Data provided =>
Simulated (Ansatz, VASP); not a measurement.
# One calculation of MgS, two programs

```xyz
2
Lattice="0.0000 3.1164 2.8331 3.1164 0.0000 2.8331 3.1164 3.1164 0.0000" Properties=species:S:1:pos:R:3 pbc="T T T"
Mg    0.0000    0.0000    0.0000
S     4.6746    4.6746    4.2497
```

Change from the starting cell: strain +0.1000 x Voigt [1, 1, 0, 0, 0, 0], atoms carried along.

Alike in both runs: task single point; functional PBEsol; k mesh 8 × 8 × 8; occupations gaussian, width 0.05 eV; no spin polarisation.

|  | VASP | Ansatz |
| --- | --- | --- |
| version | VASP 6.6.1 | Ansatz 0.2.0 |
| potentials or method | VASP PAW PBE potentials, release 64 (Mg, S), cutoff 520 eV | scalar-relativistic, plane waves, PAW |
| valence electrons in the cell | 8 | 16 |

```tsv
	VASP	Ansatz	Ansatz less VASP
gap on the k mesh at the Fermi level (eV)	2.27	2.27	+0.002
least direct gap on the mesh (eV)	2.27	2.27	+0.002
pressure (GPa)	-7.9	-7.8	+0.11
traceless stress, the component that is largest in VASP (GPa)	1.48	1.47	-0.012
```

Assigned task =>
Set down the records again, exactly.

Solution =>
Simulated (Ansatz, VASP); not a measurement.
# One calculation of MgS, two programs

```xyz
2
Lattice="0.0000 3.1164 2.8331 3.1164 0.0000 2.8331 3.1164 3.1164 0.0000" Properties=species:S:1:pos:R:3 pbc="T T T"
Mg    0.0000    0.0000    0.0000
S     4.6746    4.6746    4.2497
```

Change from the starting cell: strain +0.1000 x Voigt [1, 1, 0, 0, 0, 0], atoms carried along.

Alike in both runs: task single point; functional PBEsol; k mesh 8 × 8 × 8; occupations gaussian, width 0.05 eV; no spin polarisation.

|  | VASP | Ansatz |
| --- | --- | --- |
| version | VASP 6.6.1 | Ansatz 0.2.0 |
| potentials or method | VASP PAW PBE potentials, release 64 (Mg, S), cutoff 520 eV | scalar-relativistic, plane waves, PAW |
| valence electrons in the cell | 8 | 16 |

```tsv
	VASP	Ansatz	Ansatz less VASP
gap on the k mesh at the Fermi level (eV)	2.27	2.27	+0.002
least direct gap on the mesh (eV)	2.27	2.27	+0.002
pressure (GPa)	-7.9	-7.8	+0.11
traceless stress, the component that is largest in VASP (GPa)	1.48	1.47	-0.012
```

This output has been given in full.